.....
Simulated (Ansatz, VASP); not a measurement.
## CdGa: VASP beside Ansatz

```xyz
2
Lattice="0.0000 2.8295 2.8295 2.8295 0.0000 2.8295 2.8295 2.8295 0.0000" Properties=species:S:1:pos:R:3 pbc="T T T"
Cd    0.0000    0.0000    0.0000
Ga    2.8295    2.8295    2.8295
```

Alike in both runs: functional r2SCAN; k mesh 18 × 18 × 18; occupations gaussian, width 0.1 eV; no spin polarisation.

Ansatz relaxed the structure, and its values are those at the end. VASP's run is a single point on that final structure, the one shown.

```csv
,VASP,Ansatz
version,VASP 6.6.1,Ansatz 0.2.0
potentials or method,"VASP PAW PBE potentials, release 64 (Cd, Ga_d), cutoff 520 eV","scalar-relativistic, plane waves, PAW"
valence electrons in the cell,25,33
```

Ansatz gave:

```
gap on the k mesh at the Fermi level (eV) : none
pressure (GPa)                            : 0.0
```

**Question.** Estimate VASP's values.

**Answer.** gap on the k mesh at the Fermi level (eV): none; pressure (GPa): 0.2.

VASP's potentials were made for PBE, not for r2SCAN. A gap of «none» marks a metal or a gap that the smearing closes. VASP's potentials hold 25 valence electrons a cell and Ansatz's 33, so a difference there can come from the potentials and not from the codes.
.....

Exercise -
What is needed is the full listing, reproduced exactly.

Written answer -
Simulated (Ansatz, VASP); not a measurement.
## CdGa: VASP beside Ansatz

```xyz
2
Lattice="0.0000 2.8295 2.8295 2.8295 0.0000 2.8295 2.8295 2.8295 0.0000" Properties=species:S:1:pos:R:3 pbc="T T T"
Cd    0.0000    0.0000    0.0000
Ga    2.8295    2.8295    2.8295
```

Alike in both runs: functional r2SCAN; k mesh 18 × 18 × 18; occupations gaussian, width 0.1 eV; no spin polarisation.

Ansatz relaxed the structure, and its values are those at the end. VASP's run is a single point on that final structure, the one shown.

```csv
,VASP,Ansatz
version,VASP 6.6.1,Ansatz 0.2.0
potentials or method,"VASP PAW PBE potentials, release 64 (Cd, Ga_d), cutoff 520 eV","scalar-relativistic, plane waves, PAW"
valence electrons in the cell,25,33
```

Ansatz gave:

```
gap on the k mesh at the Fermi level (eV) : none
pressure (GPa)                            : 0.0
```

**Question.** Estimate VASP's values.

**Answer.** gap on the k mesh at the Fermi level (eV): none; pressure (GPa): 0.2.

VASP's potentials were made for PBE, not for r2SCAN. A gap of «none» marks a metal or a gap that the smearing closes. VASP's potentials hold 25 valence electrons a cell and Ansatz's 33, so a difference there can come from the potentials and not from the codes.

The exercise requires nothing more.